- Work task
The records below must be retyped exactly.

- Material supplied
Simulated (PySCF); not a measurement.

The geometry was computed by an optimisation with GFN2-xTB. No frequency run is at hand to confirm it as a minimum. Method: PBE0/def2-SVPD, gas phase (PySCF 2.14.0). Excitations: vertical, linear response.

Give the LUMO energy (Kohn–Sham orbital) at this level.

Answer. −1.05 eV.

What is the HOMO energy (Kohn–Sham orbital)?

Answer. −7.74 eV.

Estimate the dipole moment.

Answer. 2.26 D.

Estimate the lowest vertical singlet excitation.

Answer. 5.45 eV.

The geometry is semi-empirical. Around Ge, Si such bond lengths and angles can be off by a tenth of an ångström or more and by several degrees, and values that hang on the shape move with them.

- Your response
Simulated (PySCF); not a measurement.

The geometry was computed by an optimisation with GFN2-xTB. No frequency run is at hand to confirm it as a minimum. Method: PBE0/def2-SVPD, gas phase (PySCF 2.14.0). Excitations: vertical, linear response.

Give the LUMO energy (Kohn–Sham orbital) at this level.

Answer. −1.05 eV.

What is the HOMO energy (Kohn–Sham orbital)?

Answer. −7.74 eV.

Estimate the dipole moment.

Answer. 2.26 D.

Estimate the lowest vertical singlet excitation.

Answer. 5.45 eV.

The geometry is semi-empirical. Around Ge, Si such bond lengths and angles can be off by a tenth of an ångström or more and by several degrees, and values that hang on the shape move with them.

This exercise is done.